**DATA EXTRACTS:**
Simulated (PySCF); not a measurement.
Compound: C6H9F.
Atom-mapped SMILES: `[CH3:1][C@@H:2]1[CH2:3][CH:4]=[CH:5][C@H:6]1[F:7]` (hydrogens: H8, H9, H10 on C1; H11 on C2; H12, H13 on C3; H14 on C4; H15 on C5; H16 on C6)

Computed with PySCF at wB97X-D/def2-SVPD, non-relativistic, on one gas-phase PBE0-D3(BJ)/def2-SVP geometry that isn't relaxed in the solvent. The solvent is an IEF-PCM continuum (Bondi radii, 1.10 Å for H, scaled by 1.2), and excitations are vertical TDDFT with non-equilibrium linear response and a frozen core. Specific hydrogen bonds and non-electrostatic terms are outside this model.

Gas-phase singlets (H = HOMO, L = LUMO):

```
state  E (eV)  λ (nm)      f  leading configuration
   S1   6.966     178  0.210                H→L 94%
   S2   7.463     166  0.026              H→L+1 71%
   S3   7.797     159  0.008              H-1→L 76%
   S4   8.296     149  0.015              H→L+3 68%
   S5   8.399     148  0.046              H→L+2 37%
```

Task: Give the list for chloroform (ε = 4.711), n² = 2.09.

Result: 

**REQUIRED ACTION:** Using the entries above, please restate each one word for word.

**SOLUTION:**
Simulated (PySCF); not a measurement.
Compound: C6H9F.
Atom-mapped SMILES: `[CH3:1][C@@H:2]1[CH2:3][CH:4]=[CH:5][C@H:6]1[F:7]` (hydrogens: H8, H9, H10 on C1; H11 on C2; H12, H13 on C3; H14 on C4; H15 on C5; H16 on C6)

Computed with PySCF at wB97X-D/def2-SVPD, non-relativistic, on one gas-phase PBE0-D3(BJ)/def2-SVP geometry that isn't relaxed in the solvent. The solvent is an IEF-PCM continuum (Bondi radii, 1.10 Å for H, scaled by 1.2), and excitations are vertical TDDFT with non-equilibrium linear response and a frozen core. Specific hydrogen bonds and non-electrostatic terms are outside this model.

Gas-phase singlets (H = HOMO, L = LUMO):

```
state  E (eV)  λ (nm)      f  leading configuration
   S1   6.966     178  0.210                H→L 94%
   S2   7.463     166  0.026              H→L+1 71%
   S3   7.797     159  0.008              H-1→L 76%
   S4   8.296     149  0.015              H→L+3 68%
   S5   8.399     148  0.046              H→L+2 37%
```

Task: Give the list for chloroform (ε = 4.711), n² = 2.09.

Result: 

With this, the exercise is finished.